In the listing below, start your output at the line with "# Response to strain in BeSe" and end it after the line with "Result: (b) biaxial", copying every line exactly.

[Start of section]

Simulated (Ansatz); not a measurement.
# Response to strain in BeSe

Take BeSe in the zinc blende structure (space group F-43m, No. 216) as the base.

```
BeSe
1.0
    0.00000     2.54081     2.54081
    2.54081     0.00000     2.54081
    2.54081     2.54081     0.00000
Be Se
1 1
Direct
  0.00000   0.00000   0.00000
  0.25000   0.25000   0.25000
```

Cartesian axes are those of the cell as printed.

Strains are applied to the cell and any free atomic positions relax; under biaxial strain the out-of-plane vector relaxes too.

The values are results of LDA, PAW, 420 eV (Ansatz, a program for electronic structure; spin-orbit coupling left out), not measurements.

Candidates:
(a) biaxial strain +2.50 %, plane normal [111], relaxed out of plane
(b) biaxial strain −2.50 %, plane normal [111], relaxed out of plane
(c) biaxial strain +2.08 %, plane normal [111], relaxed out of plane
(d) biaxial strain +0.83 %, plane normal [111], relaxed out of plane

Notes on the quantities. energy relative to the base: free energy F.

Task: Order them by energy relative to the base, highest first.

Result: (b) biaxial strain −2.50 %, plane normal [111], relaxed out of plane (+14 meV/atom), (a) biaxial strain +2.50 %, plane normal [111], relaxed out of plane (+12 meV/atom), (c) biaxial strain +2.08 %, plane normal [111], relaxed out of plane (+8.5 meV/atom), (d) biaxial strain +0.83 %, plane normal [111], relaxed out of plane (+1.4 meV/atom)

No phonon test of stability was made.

[End of section]

EXERCISE SOLUTION:
# Response to strain in BeSe

Take BeSe in the zinc blende structure (space group F-43m, No. 216) as the base.

```
BeSe
1.0
    0.00000     2.54081     2.54081
    2.54081     0.00000     2.54081
    2.54081     2.54081     0.00000
Be Se
1 1
Direct
  0.00000   0.00000   0.00000
  0.25000   0.25000   0.25000
```

Cartesian axes are those of the cell as printed.

Strains are applied to the cell and any free atomic positions relax; under biaxial strain the out-of-plane vector relaxes too.

The values are results of LDA, PAW, 420 eV (Ansatz, a program for electronic structure; spin-orbit coupling left out), not measurements.

Candidates:
(a) biaxial strain +2.50 %, plane normal [111], relaxed out of plane
(b) biaxial strain −2.50 %, plane normal [111], relaxed out of plane
(c) biaxial strain +2.08 %, plane normal [111], relaxed out of plane
(d) biaxial strain +0.83 %, plane normal [111], relaxed out of plane

Notes on the quantities. energy relative to the base: free energy F.

Task: Order them by energy relative to the base, highest first.

Result: (b) biaxial strain −2.50 %, plane normal [111], relaxed out of plane (+14 meV/atom), (a) biaxial strain +2.50 %, plane normal [111], relaxed out of plane (+12 meV/atom), (c) biaxial strain +2.08 %, plane normal [111], relaxed out of plane (+8.5 meV/atom), (d) biaxial strain +0.83 %, plane normal [111], relaxed out of plane (+1.4 meV/atom)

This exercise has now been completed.